Records provided:
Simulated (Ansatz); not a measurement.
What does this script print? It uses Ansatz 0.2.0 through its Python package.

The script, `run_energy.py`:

Work order: Set down each line of the material verbatim, from the first line through the line that contains "What does this".

Task result:
Simulated (Ansatz); not a measurement.
What does this script print? It uses Ansatz 0.2.0 through its Python package.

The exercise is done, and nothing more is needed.